[SOURCE INFORMATION]:
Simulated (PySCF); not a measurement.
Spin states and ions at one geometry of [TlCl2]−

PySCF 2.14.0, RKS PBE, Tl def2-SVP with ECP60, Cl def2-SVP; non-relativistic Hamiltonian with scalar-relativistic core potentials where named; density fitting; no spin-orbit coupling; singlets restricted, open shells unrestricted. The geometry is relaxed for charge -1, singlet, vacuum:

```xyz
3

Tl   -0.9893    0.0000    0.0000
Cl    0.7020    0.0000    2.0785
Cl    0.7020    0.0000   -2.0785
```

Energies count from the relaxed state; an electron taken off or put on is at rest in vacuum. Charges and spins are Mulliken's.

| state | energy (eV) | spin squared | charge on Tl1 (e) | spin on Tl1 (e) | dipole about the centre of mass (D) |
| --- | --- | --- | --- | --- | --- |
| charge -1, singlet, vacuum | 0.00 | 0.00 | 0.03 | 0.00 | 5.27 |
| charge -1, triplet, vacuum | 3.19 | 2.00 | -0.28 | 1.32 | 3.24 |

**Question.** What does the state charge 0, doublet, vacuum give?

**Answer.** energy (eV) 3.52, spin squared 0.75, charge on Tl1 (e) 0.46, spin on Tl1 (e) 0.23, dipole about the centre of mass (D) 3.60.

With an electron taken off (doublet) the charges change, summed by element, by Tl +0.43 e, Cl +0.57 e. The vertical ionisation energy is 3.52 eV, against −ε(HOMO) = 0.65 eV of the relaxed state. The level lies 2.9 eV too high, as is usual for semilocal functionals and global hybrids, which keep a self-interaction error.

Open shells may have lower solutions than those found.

[ASSIGNED TASK]: Word for word, write out every entry shown above.

[RESULT]:
Simulated (PySCF); not a measurement.
Spin states and ions at one geometry of [TlCl2]−

PySCF 2.14.0, RKS PBE, Tl def2-SVP with ECP60, Cl def2-SVP; non-relativistic Hamiltonian with scalar-relativistic core potentials where named; density fitting; no spin-orbit coupling; singlets restricted, open shells unrestricted. The geometry is relaxed for charge -1, singlet, vacuum:

```xyz
3

Tl   -0.9893    0.0000    0.0000
Cl    0.7020    0.0000    2.0785
Cl    0.7020    0.0000   -2.0785
```

Energies count from the relaxed state; an electron taken off or put on is at rest in vacuum. Charges and spins are Mulliken's.

| state | energy (eV) | spin squared | charge on Tl1 (e) | spin on Tl1 (e) | dipole about the centre of mass (D) |
| --- | --- | --- | --- | --- | --- |
| charge -1, singlet, vacuum | 0.00 | 0.00 | 0.03 | 0.00 | 5.27 |
| charge -1, triplet, vacuum | 3.19 | 2.00 | -0.28 | 1.32 | 3.24 |

**Question.** What does the state charge 0, doublet, vacuum give?

**Answer.** energy (eV) 3.52, spin squared 0.75, charge on Tl1 (e) 0.46, spin on Tl1 (e) 0.23, dipole about the centre of mass (D) 3.60.

With an electron taken off (doublet) the charges change, summed by element, by Tl +0.43 e, Cl +0.57 e. The vertical ionisation energy is 3.52 eV, against −ε(HOMO) = 0.65 eV of the relaxed state. The level lies 2.9 eV too high, as is usual for semilocal functionals and global hybrids, which keep a self-interaction error.

Open shells may have lower solutions than those found.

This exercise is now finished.